########################################

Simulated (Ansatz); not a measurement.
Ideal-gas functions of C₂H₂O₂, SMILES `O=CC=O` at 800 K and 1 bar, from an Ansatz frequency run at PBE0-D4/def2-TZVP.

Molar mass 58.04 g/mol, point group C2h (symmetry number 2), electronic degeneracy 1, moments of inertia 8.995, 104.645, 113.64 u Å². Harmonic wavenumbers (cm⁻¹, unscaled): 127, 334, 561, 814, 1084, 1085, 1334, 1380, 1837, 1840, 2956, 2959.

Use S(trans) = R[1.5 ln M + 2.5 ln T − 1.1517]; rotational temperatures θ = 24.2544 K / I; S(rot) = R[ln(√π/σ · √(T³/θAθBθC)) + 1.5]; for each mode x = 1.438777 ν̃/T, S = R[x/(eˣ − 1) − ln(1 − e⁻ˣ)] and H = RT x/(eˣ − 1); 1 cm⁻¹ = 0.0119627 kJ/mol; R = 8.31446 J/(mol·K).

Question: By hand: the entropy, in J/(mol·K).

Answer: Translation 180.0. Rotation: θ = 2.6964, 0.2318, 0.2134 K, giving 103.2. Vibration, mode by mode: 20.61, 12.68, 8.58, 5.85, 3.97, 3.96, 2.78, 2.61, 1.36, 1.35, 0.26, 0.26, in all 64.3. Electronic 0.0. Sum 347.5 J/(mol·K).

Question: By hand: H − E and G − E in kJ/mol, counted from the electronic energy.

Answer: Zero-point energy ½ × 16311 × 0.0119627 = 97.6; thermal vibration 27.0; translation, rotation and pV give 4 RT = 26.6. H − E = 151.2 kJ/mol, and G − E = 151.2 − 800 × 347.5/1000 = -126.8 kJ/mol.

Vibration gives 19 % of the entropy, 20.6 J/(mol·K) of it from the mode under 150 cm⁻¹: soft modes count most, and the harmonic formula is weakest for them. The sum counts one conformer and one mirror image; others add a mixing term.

########################################

Work request:
Nothing but the lines from the beginning of the records through the line with "Answer: Zero-point energy" should appear, each printed exactly.

Task response:
Simulated (Ansatz); not a measurement.
Ideal-gas functions of C₂H₂O₂, SMILES `O=CC=O` at 800 K and 1 bar, from an Ansatz frequency run at PBE0-D4/def2-TZVP.

Molar mass 58.04 g/mol, point group C2h (symmetry number 2), electronic degeneracy 1, moments of inertia 8.995, 104.645, 113.64 u Å². Harmonic wavenumbers (cm⁻¹, unscaled): 127, 334, 561, 814, 1084, 1085, 1334, 1380, 1837, 1840, 2956, 2959.

Use S(trans) = R[1.5 ln M + 2.5 ln T − 1.1517]; rotational temperatures θ = 24.2544 K / I; S(rot) = R[ln(√π/σ · √(T³/θAθBθC)) + 1.5]; for each mode x = 1.438777 ν̃/T, S = R[x/(eˣ − 1) − ln(1 − e⁻ˣ)] and H = RT x/(eˣ − 1); 1 cm⁻¹ = 0.0119627 kJ/mol; R = 8.31446 J/(mol·K).

Question: By hand: the entropy, in J/(mol·K).

Answer: Translation 180.0. Rotation: θ = 2.6964, 0.2318, 0.2134 K, giving 103.2. Vibration, mode by mode: 20.61, 12.68, 8.58, 5.85, 3.97, 3.96, 2.78, 2.61, 1.36, 1.35, 0.26, 0.26, in all 64.3. Electronic 0.0. Sum 347.5 J/(mol·K).

Question: By hand: H − E and G − E in kJ/mol, counted from the electronic energy.

Answer: Zero-point energy ½ × 16311 × 0.0119627 = 97.6; thermal vibration 27.0; translation, rotation and pV give 4 RT = 26.6. H − E = 151.2 kJ/mol, and G − E = 151.2 − 800 × 347.5/1000 = -126.8 kJ/mol.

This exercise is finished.